### [WORK ORDER]
Please restate each entry below, word for word.

*** INFORMATION ***
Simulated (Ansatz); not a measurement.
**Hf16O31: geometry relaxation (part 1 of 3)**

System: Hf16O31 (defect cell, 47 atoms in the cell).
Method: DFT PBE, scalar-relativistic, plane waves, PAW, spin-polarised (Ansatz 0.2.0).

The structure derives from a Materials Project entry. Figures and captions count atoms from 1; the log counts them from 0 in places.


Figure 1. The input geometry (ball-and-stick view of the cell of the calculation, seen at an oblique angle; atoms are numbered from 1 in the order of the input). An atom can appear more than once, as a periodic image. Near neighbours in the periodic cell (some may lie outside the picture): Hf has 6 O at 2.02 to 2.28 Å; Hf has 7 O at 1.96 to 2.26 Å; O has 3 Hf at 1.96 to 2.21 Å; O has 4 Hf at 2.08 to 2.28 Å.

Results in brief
***

### [TASK RESULT]
Simulated (Ansatz); not a measurement.
**Hf16O31: geometry relaxation (part 1 of 3)**

System: Hf16O31 (defect cell, 47 atoms in the cell).
Method: DFT PBE, scalar-relativistic, plane waves, PAW, spin-polarised (Ansatz 0.2.0).

The structure derives from a Materials Project entry. Figures and captions count atoms from 1; the log counts them from 0 in places.


Figure 1. The input geometry (ball-and-stick view of the cell of the calculation, seen at an oblique angle; atoms are numbered from 1 in the order of the input). An atom can appear more than once, as a periodic image. Near neighbours in the periodic cell (some may lie outside the picture): Hf has 6 O at 2.02 to 2.28 Å; Hf has 7 O at 1.96 to 2.26 Å; O has 3 Hf at 1.96 to 2.21 Å; O has 4 Hf at 2.08 to 2.28 Å.

Results in brief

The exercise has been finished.